Data under study:
■ ■ ■ ■ ■
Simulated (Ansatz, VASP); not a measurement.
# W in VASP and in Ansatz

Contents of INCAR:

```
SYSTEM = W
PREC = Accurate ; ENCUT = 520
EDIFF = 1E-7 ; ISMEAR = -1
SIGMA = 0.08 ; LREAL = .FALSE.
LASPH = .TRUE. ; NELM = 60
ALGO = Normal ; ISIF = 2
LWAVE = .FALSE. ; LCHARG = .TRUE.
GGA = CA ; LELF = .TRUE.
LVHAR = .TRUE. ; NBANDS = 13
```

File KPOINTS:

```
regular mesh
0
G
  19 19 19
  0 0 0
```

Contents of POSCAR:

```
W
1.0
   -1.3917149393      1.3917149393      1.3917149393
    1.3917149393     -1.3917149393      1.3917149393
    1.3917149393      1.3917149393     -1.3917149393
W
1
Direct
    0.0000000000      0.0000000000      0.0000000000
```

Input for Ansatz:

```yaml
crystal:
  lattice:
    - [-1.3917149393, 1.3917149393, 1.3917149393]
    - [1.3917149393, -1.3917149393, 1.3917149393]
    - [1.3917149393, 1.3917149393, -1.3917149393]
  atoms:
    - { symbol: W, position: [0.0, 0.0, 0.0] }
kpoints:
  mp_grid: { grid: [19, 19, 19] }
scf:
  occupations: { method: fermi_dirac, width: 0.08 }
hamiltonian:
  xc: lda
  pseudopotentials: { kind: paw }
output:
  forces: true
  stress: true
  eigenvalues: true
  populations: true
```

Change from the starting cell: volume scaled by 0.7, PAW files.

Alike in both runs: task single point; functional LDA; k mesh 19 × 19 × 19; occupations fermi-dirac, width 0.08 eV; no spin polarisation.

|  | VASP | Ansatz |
■ ■ ■ ■ ■

Requirement:
Up to and including the line with "Alike in both", print every line of the material above, starting from its first line, exactly.

Exercise answer:
Simulated (Ansatz, VASP); not a measurement.
# W in VASP and in Ansatz

Contents of INCAR:

```
SYSTEM = W
PREC = Accurate ; ENCUT = 520
EDIFF = 1E-7 ; ISMEAR = -1
SIGMA = 0.08 ; LREAL = .FALSE.
LASPH = .TRUE. ; NELM = 60
ALGO = Normal ; ISIF = 2
LWAVE = .FALSE. ; LCHARG = .TRUE.
GGA = CA ; LELF = .TRUE.
LVHAR = .TRUE. ; NBANDS = 13
```

File KPOINTS:

```
regular mesh
0
G
  19 19 19
  0 0 0
```

Contents of POSCAR:

```
W
1.0
   -1.3917149393      1.3917149393      1.3917149393
    1.3917149393     -1.3917149393      1.3917149393
    1.3917149393      1.3917149393     -1.3917149393
W
1
Direct
    0.0000000000      0.0000000000      0.0000000000
```

Input for Ansatz:

```yaml
crystal:
  lattice:
    - [-1.3917149393, 1.3917149393, 1.3917149393]
    - [1.3917149393, -1.3917149393, 1.3917149393]
    - [1.3917149393, 1.3917149393, -1.3917149393]
  atoms:
    - { symbol: W, position: [0.0, 0.0, 0.0] }
kpoints:
  mp_grid: { grid: [19, 19, 19] }
scf:
  occupations: { method: fermi_dirac, width: 0.08 }
hamiltonian:
  xc: lda
  pseudopotentials: { kind: paw }
output:
  forces: true
  stress: true
  eigenvalues: true
  populations: true
```

Change from the starting cell: volume scaled by 0.7, PAW files.

Alike in both runs: task single point; functional LDA; k mesh 19 × 19 × 19; occupations fermi-dirac, width 0.08 eV; no spin polarisation.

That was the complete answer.